------ Data to examine
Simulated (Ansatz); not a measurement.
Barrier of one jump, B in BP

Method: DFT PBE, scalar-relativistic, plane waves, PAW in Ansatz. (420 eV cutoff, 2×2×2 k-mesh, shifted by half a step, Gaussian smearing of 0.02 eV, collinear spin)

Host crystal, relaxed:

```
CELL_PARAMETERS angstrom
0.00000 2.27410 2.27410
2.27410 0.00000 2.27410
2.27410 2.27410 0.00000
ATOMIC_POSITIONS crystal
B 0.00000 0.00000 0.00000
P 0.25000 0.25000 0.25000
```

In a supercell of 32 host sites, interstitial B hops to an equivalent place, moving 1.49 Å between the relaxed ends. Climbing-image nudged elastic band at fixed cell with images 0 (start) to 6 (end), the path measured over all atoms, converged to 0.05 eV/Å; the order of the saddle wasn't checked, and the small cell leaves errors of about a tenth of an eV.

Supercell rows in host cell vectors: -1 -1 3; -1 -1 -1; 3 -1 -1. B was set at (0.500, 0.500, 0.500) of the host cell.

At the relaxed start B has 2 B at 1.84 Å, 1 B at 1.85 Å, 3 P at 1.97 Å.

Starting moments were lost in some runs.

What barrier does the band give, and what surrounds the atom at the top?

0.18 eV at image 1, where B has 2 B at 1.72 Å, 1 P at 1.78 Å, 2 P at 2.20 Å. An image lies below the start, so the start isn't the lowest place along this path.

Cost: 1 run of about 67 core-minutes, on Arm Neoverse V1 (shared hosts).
------------

◆ Work item
Since only part of the listing is wanted, copy exactly the lines from the one holding "At the relaxed" to the one holding "What barrier does", both included.

◆ Task solution
At the relaxed start B has 2 B at 1.84 Å, 1 B at 1.85 Å, 3 P at 1.97 Å.

Starting moments were lost in some runs.

What barrier does the band give, and what surrounds the atom at the top?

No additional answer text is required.